BEGIN SUPPLIED ENTRIES

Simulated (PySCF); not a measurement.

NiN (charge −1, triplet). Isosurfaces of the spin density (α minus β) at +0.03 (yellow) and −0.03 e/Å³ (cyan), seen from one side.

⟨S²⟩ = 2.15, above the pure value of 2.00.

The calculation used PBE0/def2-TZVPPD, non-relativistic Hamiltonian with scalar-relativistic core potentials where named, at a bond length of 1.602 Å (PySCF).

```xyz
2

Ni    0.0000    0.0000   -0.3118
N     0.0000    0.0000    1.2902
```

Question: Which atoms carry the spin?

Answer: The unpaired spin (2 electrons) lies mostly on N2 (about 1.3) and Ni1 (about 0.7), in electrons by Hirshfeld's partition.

END SUPPLIED ENTRIES

:: WORK TASK ::
Each record above has to be repeated word for word.

:: EXERCISE OUTPUT ::
Simulated (PySCF); not a measurement.

NiN (charge −1, triplet). Isosurfaces of the spin density (α minus β) at +0.03 (yellow) and −0.03 e/Å³ (cyan), seen from one side.

⟨S²⟩ = 2.15, above the pure value of 2.00.

The calculation used PBE0/def2-TZVPPD, non-relativistic Hamiltonian with scalar-relativistic core potentials where named, at a bond length of 1.602 Å (PySCF).

```xyz
2

Ni    0.0000    0.0000   -0.3118
N     0.0000    0.0000    1.2902
```

Question: Which atoms carry the spin?

Answer: The unpaired spin (2 electrons) lies mostly on N2 (about 1.3) and Ni1 (about 0.7), in electrons by Hirshfeld's partition.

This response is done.